○ ○ ○ ○
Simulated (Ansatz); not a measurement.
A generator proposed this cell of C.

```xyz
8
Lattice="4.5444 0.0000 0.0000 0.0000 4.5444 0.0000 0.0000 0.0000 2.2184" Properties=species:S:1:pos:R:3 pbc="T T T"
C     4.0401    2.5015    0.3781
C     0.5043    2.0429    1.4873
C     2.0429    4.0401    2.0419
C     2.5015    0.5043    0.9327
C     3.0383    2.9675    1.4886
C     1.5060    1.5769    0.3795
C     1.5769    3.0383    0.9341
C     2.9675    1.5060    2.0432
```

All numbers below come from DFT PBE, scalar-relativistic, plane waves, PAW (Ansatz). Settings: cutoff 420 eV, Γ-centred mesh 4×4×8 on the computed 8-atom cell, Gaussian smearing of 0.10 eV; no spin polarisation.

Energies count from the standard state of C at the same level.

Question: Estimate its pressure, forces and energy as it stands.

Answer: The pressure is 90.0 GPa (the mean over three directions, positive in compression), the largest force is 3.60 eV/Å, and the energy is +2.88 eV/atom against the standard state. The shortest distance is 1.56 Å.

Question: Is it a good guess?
○ ○ ○ ○

Required action: Send back the complete listing, identical to the original in every line.

Exercise result:
Simulated (Ansatz); not a measurement.
A generator proposed this cell of C.

```xyz
8
Lattice="4.5444 0.0000 0.0000 0.0000 4.5444 0.0000 0.0000 0.0000 2.2184" Properties=species:S:1:pos:R:3 pbc="T T T"
C     4.0401    2.5015    0.3781
C     0.5043    2.0429    1.4873
C     2.0429    4.0401    2.0419
C     2.5015    0.5043    0.9327
C     3.0383    2.9675    1.4886
C     1.5060    1.5769    0.3795
C     1.5769    3.0383    0.9341
C     2.9675    1.5060    2.0432
```

All numbers below come from DFT PBE, scalar-relativistic, plane waves, PAW (Ansatz). Settings: cutoff 420 eV, Γ-centred mesh 4×4×8 on the computed 8-atom cell, Gaussian smearing of 0.10 eV; no spin polarisation.

Energies count from the standard state of C at the same level.

Question: Estimate its pressure, forces and energy as it stands.

Answer: The pressure is 90.0 GPa (the mean over three directions, positive in compression), the largest force is 3.60 eV/Å, and the energy is +2.88 eV/atom against the standard state. The shortest distance is 1.56 Å.

Question: Is it a good guess?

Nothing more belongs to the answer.